------

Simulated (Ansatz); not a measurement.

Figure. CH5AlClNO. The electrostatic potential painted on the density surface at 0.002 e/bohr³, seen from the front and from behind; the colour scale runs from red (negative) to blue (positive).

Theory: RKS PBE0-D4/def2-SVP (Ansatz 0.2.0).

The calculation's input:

------

A faithful, word-for-word transcription of the data above is required.

▶ _Exercise answer_
Simulated (Ansatz); not a measurement.

Figure. CH5AlClNO. The electrostatic potential painted on the density surface at 0.002 e/bohr³, seen from the front and from behind; the colour scale runs from red (negative) to blue (positive).

Theory: RKS PBE0-D4/def2-SVP (Ansatz 0.2.0).

The calculation's input:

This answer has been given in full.